BRIEF
Reproduce this listing from its first line through the line with "(1) Name the element and its charge.", inclusive, leaving out all that follows.

EXTRACTED RECORDS
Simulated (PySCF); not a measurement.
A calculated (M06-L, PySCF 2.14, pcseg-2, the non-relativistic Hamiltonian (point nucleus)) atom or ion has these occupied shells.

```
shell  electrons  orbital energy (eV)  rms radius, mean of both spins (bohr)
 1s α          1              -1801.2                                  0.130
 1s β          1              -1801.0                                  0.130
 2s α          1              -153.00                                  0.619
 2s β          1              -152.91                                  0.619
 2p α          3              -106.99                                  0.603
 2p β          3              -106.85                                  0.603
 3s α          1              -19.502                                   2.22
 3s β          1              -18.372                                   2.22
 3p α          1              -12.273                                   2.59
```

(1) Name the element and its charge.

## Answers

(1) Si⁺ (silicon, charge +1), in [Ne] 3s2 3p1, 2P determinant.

ANSWER SPACE
Simulated (PySCF); not a measurement.
A calculated (M06-L, PySCF 2.14, pcseg-2, the non-relativistic Hamiltonian (point nucleus)) atom or ion has these occupied shells.

```
shell  electrons  orbital energy (eV)  rms radius, mean of both spins (bohr)
 1s α          1              -1801.2                                  0.130
 1s β          1              -1801.0                                  0.130
 2s α          1              -153.00                                  0.619
 2s β          1              -152.91                                  0.619
 2p α          3              -106.99                                  0.603
 2p β          3              -106.85                                  0.603
 3s α          1              -19.502                                   2.22
 3s β          1              -18.372                                   2.22
 3p α          1              -12.273                                   2.59
```

(1) Name the element and its charge.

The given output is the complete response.